# # # #
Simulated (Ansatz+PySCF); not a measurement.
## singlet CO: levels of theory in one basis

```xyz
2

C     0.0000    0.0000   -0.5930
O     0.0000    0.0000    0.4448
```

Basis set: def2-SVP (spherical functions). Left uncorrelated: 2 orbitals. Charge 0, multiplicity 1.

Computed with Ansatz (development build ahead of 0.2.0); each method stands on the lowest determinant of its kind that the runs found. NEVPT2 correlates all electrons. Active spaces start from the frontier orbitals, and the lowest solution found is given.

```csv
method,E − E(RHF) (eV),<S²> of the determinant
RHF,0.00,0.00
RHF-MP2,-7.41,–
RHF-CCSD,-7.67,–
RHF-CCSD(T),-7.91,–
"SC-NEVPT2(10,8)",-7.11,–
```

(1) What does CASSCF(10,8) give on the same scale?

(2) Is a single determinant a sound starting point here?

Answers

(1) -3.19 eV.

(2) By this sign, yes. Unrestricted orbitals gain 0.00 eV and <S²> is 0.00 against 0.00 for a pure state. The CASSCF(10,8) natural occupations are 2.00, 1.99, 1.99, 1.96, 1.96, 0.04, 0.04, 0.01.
# # # #

▸ **WORK INSTRUCTION**
Lines from the top of the entries above to the line that contains "(1) -3.19 eV." should be set down exactly, please, with both ends kept and nothing added.

▸ **REPLY**
Simulated (Ansatz+PySCF); not a measurement.
## singlet CO: levels of theory in one basis

```xyz
2

C     0.0000    0.0000   -0.5930
O     0.0000    0.0000    0.4448
```

Basis set: def2-SVP (spherical functions). Left uncorrelated: 2 orbitals. Charge 0, multiplicity 1.

Computed with Ansatz (development build ahead of 0.2.0); each method stands on the lowest determinant of its kind that the runs found. NEVPT2 correlates all electrons. Active spaces start from the frontier orbitals, and the lowest solution found is given.

```csv
method,E − E(RHF) (eV),<S²> of the determinant
RHF,0.00,0.00
RHF-MP2,-7.41,–
RHF-CCSD,-7.67,–
RHF-CCSD(T),-7.91,–
"SC-NEVPT2(10,8)",-7.11,–
```

(1) What does CASSCF(10,8) give on the same scale?

(2) Is a single determinant a sound starting point here?

Answers

(1) -3.19 eV.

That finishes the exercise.